Top of Material provided
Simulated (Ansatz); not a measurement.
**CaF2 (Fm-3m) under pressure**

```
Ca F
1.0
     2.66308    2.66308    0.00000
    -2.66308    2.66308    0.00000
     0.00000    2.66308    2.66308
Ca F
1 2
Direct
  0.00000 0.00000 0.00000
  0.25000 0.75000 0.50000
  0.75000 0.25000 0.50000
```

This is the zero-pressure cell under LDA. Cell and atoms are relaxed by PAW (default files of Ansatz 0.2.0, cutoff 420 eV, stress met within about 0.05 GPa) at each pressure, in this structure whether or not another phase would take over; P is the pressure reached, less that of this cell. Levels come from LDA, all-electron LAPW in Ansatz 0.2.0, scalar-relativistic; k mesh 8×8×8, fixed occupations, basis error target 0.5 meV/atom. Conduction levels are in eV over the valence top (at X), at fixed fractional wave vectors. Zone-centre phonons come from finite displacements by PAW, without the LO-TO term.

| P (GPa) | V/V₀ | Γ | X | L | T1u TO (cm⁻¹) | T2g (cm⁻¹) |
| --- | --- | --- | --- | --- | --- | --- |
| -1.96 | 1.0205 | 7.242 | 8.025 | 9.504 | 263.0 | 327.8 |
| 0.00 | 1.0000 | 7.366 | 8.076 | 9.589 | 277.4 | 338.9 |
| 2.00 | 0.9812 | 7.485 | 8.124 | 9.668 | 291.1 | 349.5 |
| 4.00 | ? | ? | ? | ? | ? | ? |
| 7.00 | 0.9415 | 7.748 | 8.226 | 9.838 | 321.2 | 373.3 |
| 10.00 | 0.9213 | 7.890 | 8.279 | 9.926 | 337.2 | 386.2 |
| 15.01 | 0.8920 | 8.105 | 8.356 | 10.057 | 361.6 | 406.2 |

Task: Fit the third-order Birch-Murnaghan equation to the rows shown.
Bottom of Material provided

Activity: An exact copy of the data is needed, running from its first line through the line that holds "361.6 | 406.2 |", and nothing beyond that.

Your response:
Simulated (Ansatz); not a measurement.
**CaF2 (Fm-3m) under pressure**

```
Ca F
1.0
     2.66308    2.66308    0.00000
    -2.66308    2.66308    0.00000
     0.00000    2.66308    2.66308
Ca F
1 2
Direct
  0.00000 0.00000 0.00000
  0.25000 0.75000 0.50000
  0.75000 0.25000 0.50000
```

This is the zero-pressure cell under LDA. Cell and atoms are relaxed by PAW (default files of Ansatz 0.2.0, cutoff 420 eV, stress met within about 0.05 GPa) at each pressure, in this structure whether or not another phase would take over; P is the pressure reached, less that of this cell. Levels come from LDA, all-electron LAPW in Ansatz 0.2.0, scalar-relativistic; k mesh 8×8×8, fixed occupations, basis error target 0.5 meV/atom. Conduction levels are in eV over the valence top (at X), at fixed fractional wave vectors. Zone-centre phonons come from finite displacements by PAW, without the LO-TO term.

| P (GPa) | V/V₀ | Γ | X | L | T1u TO (cm⁻¹) | T2g (cm⁻¹) |
| --- | --- | --- | --- | --- | --- | --- |
| -1.96 | 1.0205 | 7.242 | 8.025 | 9.504 | 263.0 | 327.8 |
| 0.00 | 1.0000 | 7.366 | 8.076 | 9.589 | 277.4 | 338.9 |
| 2.00 | 0.9812 | 7.485 | 8.124 | 9.668 | 291.1 | 349.5 |
| 4.00 | ? | ? | ? | ? | ? | ? |
| 7.00 | 0.9415 | 7.748 | 8.226 | 9.838 | 321.2 | 373.3 |
| 10.00 | 0.9213 | 7.890 | 8.279 | 9.926 | 337.2 | 386.2 |
| 15.01 | 0.8920 | 8.105 | 8.356 | 10.057 | 361.6 | 406.2 |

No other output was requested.